■ **Work item**: Retype, word for word, every line of the records below starting at the one that contains "This level leaves" and ending at the one that contains "(1) energy of"; include both of those lines and nothing more.

■ **Records provided**:
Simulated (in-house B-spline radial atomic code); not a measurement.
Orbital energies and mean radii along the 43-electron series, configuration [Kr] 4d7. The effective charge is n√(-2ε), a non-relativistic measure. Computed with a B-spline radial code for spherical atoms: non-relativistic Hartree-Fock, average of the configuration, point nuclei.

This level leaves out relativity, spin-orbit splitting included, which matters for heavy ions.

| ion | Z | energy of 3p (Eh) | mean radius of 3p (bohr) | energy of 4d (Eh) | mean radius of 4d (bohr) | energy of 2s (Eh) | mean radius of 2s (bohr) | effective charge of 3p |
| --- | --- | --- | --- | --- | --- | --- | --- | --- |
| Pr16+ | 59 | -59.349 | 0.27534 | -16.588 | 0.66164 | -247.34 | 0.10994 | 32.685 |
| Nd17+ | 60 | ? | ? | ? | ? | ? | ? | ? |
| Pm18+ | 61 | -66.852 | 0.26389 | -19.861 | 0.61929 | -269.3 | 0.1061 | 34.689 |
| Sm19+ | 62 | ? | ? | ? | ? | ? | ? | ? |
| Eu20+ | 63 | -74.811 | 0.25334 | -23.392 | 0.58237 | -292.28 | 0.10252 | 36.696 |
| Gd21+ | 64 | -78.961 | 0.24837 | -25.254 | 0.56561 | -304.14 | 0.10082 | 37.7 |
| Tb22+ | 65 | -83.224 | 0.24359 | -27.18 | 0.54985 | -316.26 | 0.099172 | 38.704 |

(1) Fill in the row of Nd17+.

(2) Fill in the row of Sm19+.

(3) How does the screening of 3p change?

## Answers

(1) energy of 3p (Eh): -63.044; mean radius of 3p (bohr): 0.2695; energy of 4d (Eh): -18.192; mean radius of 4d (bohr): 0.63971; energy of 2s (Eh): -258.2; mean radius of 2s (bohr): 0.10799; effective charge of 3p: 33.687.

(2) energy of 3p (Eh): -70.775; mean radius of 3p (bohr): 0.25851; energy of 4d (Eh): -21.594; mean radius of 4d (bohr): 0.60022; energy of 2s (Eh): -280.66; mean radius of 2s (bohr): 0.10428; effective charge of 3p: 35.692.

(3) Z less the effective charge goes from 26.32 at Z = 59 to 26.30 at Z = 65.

■ **Task solution**:
This level leaves out relativity, spin-orbit splitting included, which matters for heavy ions.

| ion | Z | energy of 3p (Eh) | mean radius of 3p (bohr) | energy of 4d (Eh) | mean radius of 4d (bohr) | energy of 2s (Eh) | mean radius of 2s (bohr) | effective charge of 3p |
| --- | --- | --- | --- | --- | --- | --- | --- | --- |
| Pr16+ | 59 | -59.349 | 0.27534 | -16.588 | 0.66164 | -247.34 | 0.10994 | 32.685 |
| Nd17+ | 60 | ? | ? | ? | ? | ? | ? | ? |
| Pm18+ | 61 | -66.852 | 0.26389 | -19.861 | 0.61929 | -269.3 | 0.1061 | 34.689 |
| Sm19+ | 62 | ? | ? | ? | ? | ? | ? | ? |
| Eu20+ | 63 | -74.811 | 0.25334 | -23.392 | 0.58237 | -292.28 | 0.10252 | 36.696 |
| Gd21+ | 64 | -78.961 | 0.24837 | -25.254 | 0.56561 | -304.14 | 0.10082 | 37.7 |
| Tb22+ | 65 | -83.224 | 0.24359 | -27.18 | 0.54985 | -316.26 | 0.099172 | 38.704 |

(1) Fill in the row of Nd17+.

(2) Fill in the row of Sm19+.

(3) How does the screening of 3p change?

## Answers

(1) energy of 3p (Eh): -63.044; mean radius of 3p (bohr): 0.2695; energy of 4d (Eh): -18.192; mean radius of 4d (bohr): 0.63971; energy of 2s (Eh): -258.2; mean radius of 2s (bohr): 0.10799; effective charge of 3p: 33.687.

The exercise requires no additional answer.